### Action item
Print verbatim the opening line of the material and every subsequent line through the one containing "rel. (kcal/mol) |".

### Dataset entries
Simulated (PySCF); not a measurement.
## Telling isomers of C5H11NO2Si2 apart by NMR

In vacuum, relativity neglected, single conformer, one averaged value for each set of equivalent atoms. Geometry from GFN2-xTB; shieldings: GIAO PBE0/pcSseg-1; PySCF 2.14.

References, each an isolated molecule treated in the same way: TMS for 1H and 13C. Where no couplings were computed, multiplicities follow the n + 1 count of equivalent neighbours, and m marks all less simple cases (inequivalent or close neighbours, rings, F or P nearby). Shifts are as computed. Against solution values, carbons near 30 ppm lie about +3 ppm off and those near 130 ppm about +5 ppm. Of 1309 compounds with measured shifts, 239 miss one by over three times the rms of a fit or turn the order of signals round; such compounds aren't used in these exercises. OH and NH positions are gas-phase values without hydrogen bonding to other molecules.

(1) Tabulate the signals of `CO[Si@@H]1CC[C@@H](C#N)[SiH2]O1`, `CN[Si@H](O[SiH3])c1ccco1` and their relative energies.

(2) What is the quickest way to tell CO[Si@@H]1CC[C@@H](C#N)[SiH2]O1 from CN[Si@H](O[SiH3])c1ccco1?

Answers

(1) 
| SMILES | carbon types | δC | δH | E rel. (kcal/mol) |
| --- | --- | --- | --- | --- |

### Task response
Simulated (PySCF); not a measurement.
## Telling isomers of C5H11NO2Si2 apart by NMR

In vacuum, relativity neglected, single conformer, one averaged value for each set of equivalent atoms. Geometry from GFN2-xTB; shieldings: GIAO PBE0/pcSseg-1; PySCF 2.14.

References, each an isolated molecule treated in the same way: TMS for 1H and 13C. Where no couplings were computed, multiplicities follow the n + 1 count of equivalent neighbours, and m marks all less simple cases (inequivalent or close neighbours, rings, F or P nearby). Shifts are as computed. Against solution values, carbons near 30 ppm lie about +3 ppm off and those near 130 ppm about +5 ppm. Of 1309 compounds with measured shifts, 239 miss one by over three times the rms of a fit or turn the order of signals round; such compounds aren't used in these exercises. OH and NH positions are gas-phase values without hydrogen bonding to other molecules.

(1) Tabulate the signals of `CO[Si@@H]1CC[C@@H](C#N)[SiH2]O1`, `CN[Si@H](O[SiH3])c1ccco1` and their relative energies.

(2) What is the quickest way to tell CO[Si@@H]1CC[C@@H](C#N)[SiH2]O1 from CN[Si@H](O[SiH3])c1ccco1?

Answers

(1) 
| SMILES | carbon types | δC | δH | E rel. (kcal/mol) |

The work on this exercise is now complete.